● Material provided:
■ ■ ■
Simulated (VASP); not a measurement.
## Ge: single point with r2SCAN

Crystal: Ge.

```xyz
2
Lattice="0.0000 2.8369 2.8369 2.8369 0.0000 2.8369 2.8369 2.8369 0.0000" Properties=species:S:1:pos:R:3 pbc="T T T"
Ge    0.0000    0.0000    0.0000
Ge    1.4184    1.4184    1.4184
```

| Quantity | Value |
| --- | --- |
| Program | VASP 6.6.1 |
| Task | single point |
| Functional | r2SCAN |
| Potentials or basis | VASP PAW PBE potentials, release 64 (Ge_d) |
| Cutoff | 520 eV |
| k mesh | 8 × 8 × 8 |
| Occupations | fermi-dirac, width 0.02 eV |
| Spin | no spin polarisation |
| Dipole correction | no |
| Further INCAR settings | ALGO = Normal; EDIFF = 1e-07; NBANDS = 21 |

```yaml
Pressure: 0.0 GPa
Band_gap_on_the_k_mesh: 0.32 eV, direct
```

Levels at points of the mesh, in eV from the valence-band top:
■ ■ ■

● Activity: Each line of the data needs to be repeated exactly.

● Exercise output:
Simulated (VASP); not a measurement.
## Ge: single point with r2SCAN

Crystal: Ge.

```xyz
2
Lattice="0.0000 2.8369 2.8369 2.8369 0.0000 2.8369 2.8369 2.8369 0.0000" Properties=species:S:1:pos:R:3 pbc="T T T"
Ge    0.0000    0.0000    0.0000
Ge    1.4184    1.4184    1.4184
```

| Quantity | Value |
| --- | --- |
| Program | VASP 6.6.1 |
| Task | single point |
| Functional | r2SCAN |
| Potentials or basis | VASP PAW PBE potentials, release 64 (Ge_d) |
| Cutoff | 520 eV |
| k mesh | 8 × 8 × 8 |
| Occupations | fermi-dirac, width 0.02 eV |
| Spin | no spin polarisation |
| Dipole correction | no |
| Further INCAR settings | ALGO = Normal; EDIFF = 1e-07; NBANDS = 21 |

```yaml
Pressure: 0.0 GPa
Band_gap_on_the_k_mesh: 0.32 eV, direct
```

Levels at points of the mesh, in eV from the valence-band top:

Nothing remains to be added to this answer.